***** Provided data

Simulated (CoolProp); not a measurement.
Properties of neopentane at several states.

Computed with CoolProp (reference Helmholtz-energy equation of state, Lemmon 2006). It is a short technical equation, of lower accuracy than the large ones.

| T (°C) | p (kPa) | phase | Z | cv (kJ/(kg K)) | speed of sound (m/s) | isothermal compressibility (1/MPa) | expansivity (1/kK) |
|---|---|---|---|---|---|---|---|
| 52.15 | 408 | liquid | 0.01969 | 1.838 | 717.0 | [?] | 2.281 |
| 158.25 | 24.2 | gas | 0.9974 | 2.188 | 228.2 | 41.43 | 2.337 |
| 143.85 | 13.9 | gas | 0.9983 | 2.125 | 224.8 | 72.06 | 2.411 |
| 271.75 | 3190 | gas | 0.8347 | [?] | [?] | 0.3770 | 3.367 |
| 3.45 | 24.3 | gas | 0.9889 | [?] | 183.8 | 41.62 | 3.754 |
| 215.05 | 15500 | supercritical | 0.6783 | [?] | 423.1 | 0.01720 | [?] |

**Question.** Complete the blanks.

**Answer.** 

**********

Retype the material above in full, exactly.

Simulated (CoolProp); not a measurement.
Properties of neopentane at several states.

Computed with CoolProp (reference Helmholtz-energy equation of state, Lemmon 2006). It is a short technical equation, of lower accuracy than the large ones.

| T (°C) | p (kPa) | phase | Z | cv (kJ/(kg K)) | speed of sound (m/s) | isothermal compressibility (1/MPa) | expansivity (1/kK) |
|---|---|---|---|---|---|---|---|
| 52.15 | 408 | liquid | 0.01969 | 1.838 | 717.0 | [?] | 2.281 |
| 158.25 | 24.2 | gas | 0.9974 | 2.188 | 228.2 | 41.43 | 2.337 |
| 143.85 | 13.9 | gas | 0.9983 | 2.125 | 224.8 | 72.06 | 2.411 |
| 271.75 | 3190 | gas | 0.8347 | [?] | [?] | 0.3770 | 3.367 |
| 3.45 | 24.3 | gas | 0.9889 | [?] | 183.8 | 41.62 | 3.754 |
| 215.05 | 15500 | supercritical | 0.6783 | [?] | 423.1 | 0.01720 | [?] |

**Question.** Complete the blanks.

**Answer.** 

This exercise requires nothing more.